EXTRACTED INFORMATION =
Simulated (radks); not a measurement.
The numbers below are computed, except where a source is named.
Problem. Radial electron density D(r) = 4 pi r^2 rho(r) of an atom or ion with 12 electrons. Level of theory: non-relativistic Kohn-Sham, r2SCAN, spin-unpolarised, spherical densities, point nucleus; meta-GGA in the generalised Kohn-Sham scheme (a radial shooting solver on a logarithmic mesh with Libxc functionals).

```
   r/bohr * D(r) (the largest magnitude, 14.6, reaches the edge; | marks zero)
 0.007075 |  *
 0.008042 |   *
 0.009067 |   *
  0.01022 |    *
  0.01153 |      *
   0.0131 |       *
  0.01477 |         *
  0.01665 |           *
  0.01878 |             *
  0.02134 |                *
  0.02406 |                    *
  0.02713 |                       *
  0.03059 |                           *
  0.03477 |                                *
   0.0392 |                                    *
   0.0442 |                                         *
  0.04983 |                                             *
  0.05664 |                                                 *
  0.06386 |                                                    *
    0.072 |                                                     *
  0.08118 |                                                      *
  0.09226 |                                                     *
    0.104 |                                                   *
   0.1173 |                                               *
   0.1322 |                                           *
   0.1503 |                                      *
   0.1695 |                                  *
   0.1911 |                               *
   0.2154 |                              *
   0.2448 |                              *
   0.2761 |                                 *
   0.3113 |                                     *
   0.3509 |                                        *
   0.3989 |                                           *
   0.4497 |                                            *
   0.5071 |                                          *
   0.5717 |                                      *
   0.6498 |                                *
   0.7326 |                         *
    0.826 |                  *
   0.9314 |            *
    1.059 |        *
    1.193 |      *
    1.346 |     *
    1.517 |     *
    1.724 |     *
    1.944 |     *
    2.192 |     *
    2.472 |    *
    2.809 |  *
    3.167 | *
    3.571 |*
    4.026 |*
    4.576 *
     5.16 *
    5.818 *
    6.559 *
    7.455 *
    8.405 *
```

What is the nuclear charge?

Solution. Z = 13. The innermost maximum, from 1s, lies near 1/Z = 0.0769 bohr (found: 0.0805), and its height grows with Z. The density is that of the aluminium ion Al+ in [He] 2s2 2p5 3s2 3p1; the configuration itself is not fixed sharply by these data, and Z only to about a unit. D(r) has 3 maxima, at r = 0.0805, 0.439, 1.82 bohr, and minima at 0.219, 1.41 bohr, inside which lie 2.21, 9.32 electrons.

TASK ITEM = Send back the lines of the records word for word, from the very first through the line containing "The numbers below".

RESPONSE AREA =
Simulated (radks); not a measurement.
The numbers below are computed, except where a source is named.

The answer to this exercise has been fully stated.